(Activity): Using the data below, please return every line exactly as given.

(Material supplied):
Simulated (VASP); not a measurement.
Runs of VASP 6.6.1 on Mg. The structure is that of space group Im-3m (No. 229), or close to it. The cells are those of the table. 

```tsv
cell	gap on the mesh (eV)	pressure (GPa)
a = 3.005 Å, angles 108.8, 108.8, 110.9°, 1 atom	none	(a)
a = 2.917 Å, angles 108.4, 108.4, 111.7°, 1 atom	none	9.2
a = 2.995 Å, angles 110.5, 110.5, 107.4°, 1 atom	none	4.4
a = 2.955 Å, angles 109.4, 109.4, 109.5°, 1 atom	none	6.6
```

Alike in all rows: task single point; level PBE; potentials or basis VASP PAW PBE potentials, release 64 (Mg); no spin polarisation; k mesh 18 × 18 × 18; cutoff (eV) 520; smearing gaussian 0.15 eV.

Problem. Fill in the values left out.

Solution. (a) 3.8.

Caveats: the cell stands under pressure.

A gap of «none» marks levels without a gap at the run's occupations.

(Response box):
Simulated (VASP); not a measurement.
Runs of VASP 6.6.1 on Mg. The structure is that of space group Im-3m (No. 229), or close to it. The cells are those of the table. 

```tsv
cell	gap on the mesh (eV)	pressure (GPa)
a = 3.005 Å, angles 108.8, 108.8, 110.9°, 1 atom	none	(a)
a = 2.917 Å, angles 108.4, 108.4, 111.7°, 1 atom	none	9.2
a = 2.995 Å, angles 110.5, 110.5, 107.4°, 1 atom	none	4.4
a = 2.955 Å, angles 109.4, 109.4, 109.5°, 1 atom	none	6.6
```

Alike in all rows: task single point; level PBE; potentials or basis VASP PAW PBE potentials, release 64 (Mg); no spin polarisation; k mesh 18 × 18 × 18; cutoff (eV) 520; smearing gaussian 0.15 eV.

Problem. Fill in the values left out.

Solution. (a) 3.8.

Caveats: the cell stands under pressure.

A gap of «none» marks levels without a gap at the run's occupations.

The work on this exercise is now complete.